▸ Brief
Return all entries below exactly. Skip nothing.

########

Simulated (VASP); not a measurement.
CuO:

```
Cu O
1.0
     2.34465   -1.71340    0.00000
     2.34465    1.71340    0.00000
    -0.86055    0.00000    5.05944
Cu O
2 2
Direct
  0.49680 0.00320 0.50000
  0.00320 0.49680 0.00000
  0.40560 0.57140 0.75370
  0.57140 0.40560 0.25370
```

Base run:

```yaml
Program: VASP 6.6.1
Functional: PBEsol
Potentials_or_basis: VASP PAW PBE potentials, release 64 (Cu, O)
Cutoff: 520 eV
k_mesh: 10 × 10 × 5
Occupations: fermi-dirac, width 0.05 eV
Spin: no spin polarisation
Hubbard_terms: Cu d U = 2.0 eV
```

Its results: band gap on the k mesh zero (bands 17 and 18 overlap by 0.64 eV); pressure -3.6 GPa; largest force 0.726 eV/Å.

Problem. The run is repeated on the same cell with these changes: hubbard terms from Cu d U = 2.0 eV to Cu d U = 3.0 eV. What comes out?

########

▸ Expected answer
Simulated (VASP); not a measurement.
CuO:

```
Cu O
1.0
     2.34465   -1.71340    0.00000
     2.34465    1.71340    0.00000
    -0.86055    0.00000    5.05944
Cu O
2 2
Direct
  0.49680 0.00320 0.50000
  0.00320 0.49680 0.00000
  0.40560 0.57140 0.75370
  0.57140 0.40560 0.25370
```

Base run:

```yaml
Program: VASP 6.6.1
Functional: PBEsol
Potentials_or_basis: VASP PAW PBE potentials, release 64 (Cu, O)
Cutoff: 520 eV
k_mesh: 10 × 10 × 5
Occupations: fermi-dirac, width 0.05 eV
Spin: no spin polarisation
Hubbard_terms: Cu d U = 2.0 eV
```

Its results: band gap on the k mesh zero (bands 17 and 18 overlap by 0.64 eV); pressure -3.6 GPa; largest force 0.726 eV/Å.

Problem. The run is repeated on the same cell with these changes: hubbard terms from Cu d U = 2.0 eV to Cu d U = 3.0 eV. What comes out?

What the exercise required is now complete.